- Work instruction
Write out again, please, the records below from the first line to the line holding "PBE0 | −8.05 | −2.58 | 5.47 |", inclusive, and nothing else.

- Supplied information
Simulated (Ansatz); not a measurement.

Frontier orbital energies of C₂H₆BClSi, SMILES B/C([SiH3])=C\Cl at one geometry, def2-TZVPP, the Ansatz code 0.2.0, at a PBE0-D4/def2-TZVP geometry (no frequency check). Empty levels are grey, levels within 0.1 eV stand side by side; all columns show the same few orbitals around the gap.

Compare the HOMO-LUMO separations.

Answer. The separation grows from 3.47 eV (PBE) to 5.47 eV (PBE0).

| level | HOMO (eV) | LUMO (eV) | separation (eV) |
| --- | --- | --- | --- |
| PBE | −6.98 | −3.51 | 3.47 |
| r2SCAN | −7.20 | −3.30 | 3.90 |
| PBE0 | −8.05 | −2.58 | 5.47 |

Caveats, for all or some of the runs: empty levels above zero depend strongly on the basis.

- Task answer
Simulated (Ansatz); not a measurement.

Frontier orbital energies of C₂H₆BClSi, SMILES B/C([SiH3])=C\Cl at one geometry, def2-TZVPP, the Ansatz code 0.2.0, at a PBE0-D4/def2-TZVP geometry (no frequency check). Empty levels are grey, levels within 0.1 eV stand side by side; all columns show the same few orbitals around the gap.

Compare the HOMO-LUMO separations.

Answer. The separation grows from 3.47 eV (PBE) to 5.47 eV (PBE0).

| level | HOMO (eV) | LUMO (eV) | separation (eV) |
| --- | --- | --- | --- |
| PBE | −6.98 | −3.51 | 3.47 |
| r2SCAN | −7.20 | −3.30 | 3.90 |
| PBE0 | −8.05 | −2.58 | 5.47 |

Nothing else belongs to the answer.